★ ★ ★ ★

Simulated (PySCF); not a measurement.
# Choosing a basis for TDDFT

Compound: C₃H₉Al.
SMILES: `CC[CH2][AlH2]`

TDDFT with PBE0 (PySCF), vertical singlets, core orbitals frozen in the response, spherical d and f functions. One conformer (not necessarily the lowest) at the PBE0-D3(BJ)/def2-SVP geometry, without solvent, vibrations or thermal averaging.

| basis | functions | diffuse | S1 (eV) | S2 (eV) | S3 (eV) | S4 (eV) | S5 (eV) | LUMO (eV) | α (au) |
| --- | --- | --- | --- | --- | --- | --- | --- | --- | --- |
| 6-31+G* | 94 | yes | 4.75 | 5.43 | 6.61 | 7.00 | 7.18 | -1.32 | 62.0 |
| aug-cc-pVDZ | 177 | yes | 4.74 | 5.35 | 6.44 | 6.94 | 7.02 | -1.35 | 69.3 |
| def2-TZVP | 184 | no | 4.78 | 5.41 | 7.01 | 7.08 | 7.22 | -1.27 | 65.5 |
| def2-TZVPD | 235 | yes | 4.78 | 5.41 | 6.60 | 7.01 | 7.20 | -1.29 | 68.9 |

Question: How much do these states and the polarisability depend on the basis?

★ ★ ★ ★

◆ Work item ◆
Top to bottom, set down the whole listing exactly.

◆ Solution ◆
Simulated (PySCF); not a measurement.
# Choosing a basis for TDDFT

Compound: C₃H₉Al.
SMILES: `CC[CH2][AlH2]`

TDDFT with PBE0 (PySCF), vertical singlets, core orbitals frozen in the response, spherical d and f functions. One conformer (not necessarily the lowest) at the PBE0-D3(BJ)/def2-SVP geometry, without solvent, vibrations or thermal averaging.

| basis | functions | diffuse | S1 (eV) | S2 (eV) | S3 (eV) | S4 (eV) | S5 (eV) | LUMO (eV) | α (au) |
| --- | --- | --- | --- | --- | --- | --- | --- | --- | --- |
| 6-31+G* | 94 | yes | 4.75 | 5.43 | 6.61 | 7.00 | 7.18 | -1.32 | 62.0 |
| aug-cc-pVDZ | 177 | yes | 4.74 | 5.35 | 6.44 | 6.94 | 7.02 | -1.35 | 69.3 |
| def2-TZVP | 184 | no | 4.78 | 5.41 | 7.01 | 7.08 | 7.22 | -1.27 | 65.5 |
| def2-TZVPD | 235 | yes | 4.78 | 5.41 | 6.60 | 7.01 | 7.20 | -1.29 | 68.9 |

Question: How much do these states and the polarisability depend on the basis?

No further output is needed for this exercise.